- REQUIRED ACTION:
Among the entries below, please repeat exactly and only the lines from the line containing "minus −ε(HOMO) (eV) |" to the line containing "0.00 | 4.06 |", both lines included.

== Segment start ==

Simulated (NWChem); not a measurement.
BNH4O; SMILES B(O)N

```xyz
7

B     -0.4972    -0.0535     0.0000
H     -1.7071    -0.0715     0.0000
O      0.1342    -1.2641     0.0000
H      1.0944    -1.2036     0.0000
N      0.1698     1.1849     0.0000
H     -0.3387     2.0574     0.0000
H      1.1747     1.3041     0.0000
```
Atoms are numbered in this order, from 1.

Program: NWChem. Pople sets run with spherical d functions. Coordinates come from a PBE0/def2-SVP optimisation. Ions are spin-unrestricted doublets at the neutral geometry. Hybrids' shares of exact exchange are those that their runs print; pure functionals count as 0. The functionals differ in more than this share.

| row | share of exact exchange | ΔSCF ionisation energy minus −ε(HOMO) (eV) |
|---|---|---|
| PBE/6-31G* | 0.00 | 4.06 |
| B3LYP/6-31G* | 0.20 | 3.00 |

== Segment end ==

- TASK OUTPUT:
| row | share of exact exchange | ΔSCF ionisation energy minus −ε(HOMO) (eV) |
|---|---|---|
| PBE/6-31G* | 0.00 | 4.06 |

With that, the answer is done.